## Work request
Write each line out a second time, exactly as shown below.

>>>

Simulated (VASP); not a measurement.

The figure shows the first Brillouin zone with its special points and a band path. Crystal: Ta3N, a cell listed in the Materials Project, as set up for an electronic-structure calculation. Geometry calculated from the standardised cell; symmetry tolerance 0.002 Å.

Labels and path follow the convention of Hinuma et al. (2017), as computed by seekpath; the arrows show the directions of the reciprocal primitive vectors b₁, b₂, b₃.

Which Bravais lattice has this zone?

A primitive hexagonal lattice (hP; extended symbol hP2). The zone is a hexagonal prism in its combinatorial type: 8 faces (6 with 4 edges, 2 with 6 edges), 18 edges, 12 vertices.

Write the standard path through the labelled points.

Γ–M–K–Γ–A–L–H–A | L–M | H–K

<<<

## Expected answer
Simulated (VASP); not a measurement.

The figure shows the first Brillouin zone with its special points and a band path. Crystal: Ta3N, a cell listed in the Materials Project, as set up for an electronic-structure calculation. Geometry calculated from the standardised cell; symmetry tolerance 0.002 Å.

Labels and path follow the convention of Hinuma et al. (2017), as computed by seekpath; the arrows show the directions of the reciprocal primitive vectors b₁, b₂, b₃.

Which Bravais lattice has this zone?

A primitive hexagonal lattice (hP; extended symbol hP2). The zone is a hexagonal prism in its combinatorial type: 8 faces (6 with 4 edges, 2 with 6 edges), 18 edges, 12 vertices.

Write the standard path through the labelled points.

Γ–M–K–Γ–A–L–H–A | L–M | H–K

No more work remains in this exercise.